(Dataset extract)
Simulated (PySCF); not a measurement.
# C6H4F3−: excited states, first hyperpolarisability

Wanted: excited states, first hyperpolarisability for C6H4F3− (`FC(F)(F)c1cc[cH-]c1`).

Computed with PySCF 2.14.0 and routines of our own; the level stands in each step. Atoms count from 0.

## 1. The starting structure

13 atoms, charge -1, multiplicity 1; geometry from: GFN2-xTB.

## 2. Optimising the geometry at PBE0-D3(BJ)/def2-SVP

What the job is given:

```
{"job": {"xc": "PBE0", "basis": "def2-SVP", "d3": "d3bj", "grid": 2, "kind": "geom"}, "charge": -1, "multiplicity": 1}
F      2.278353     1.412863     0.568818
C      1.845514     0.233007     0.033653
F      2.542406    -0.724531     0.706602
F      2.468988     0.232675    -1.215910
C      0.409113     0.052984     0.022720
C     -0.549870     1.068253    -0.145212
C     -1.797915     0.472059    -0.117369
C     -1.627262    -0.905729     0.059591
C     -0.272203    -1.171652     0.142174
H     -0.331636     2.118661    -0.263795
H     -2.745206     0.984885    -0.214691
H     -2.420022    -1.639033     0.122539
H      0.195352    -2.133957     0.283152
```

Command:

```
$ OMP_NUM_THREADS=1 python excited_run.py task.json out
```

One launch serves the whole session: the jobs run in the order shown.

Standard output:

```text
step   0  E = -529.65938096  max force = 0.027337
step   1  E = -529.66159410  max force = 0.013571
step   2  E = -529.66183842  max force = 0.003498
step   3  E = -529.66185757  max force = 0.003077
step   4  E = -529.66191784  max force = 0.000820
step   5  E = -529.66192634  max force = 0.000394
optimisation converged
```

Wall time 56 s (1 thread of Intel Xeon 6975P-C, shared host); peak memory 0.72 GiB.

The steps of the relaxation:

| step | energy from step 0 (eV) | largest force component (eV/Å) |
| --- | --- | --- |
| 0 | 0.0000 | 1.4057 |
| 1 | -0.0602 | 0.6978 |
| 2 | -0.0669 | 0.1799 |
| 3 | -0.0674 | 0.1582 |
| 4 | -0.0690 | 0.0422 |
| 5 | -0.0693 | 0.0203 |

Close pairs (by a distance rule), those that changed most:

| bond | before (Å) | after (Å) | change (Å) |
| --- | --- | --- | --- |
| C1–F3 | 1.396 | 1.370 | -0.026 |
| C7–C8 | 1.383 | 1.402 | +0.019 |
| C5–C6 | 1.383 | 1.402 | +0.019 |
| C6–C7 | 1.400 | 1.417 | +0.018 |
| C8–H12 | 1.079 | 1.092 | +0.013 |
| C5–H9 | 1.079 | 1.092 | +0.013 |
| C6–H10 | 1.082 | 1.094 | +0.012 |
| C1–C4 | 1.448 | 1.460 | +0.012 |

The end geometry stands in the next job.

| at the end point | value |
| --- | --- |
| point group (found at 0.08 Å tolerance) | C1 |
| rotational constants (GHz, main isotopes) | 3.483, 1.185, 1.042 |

(Assignment)
Set down verbatim only the lines between the start of the data above and the line with "Computed with PySCF", both boundaries included.

(Reply)
Simulated (PySCF); not a measurement.
# C6H4F3−: excited states, first hyperpolarisability

Wanted: excited states, first hyperpolarisability for C6H4F3− (`FC(F)(F)c1cc[cH-]c1`).

Computed with PySCF 2.14.0 and routines of our own; the level stands in each step. Atoms count from 0.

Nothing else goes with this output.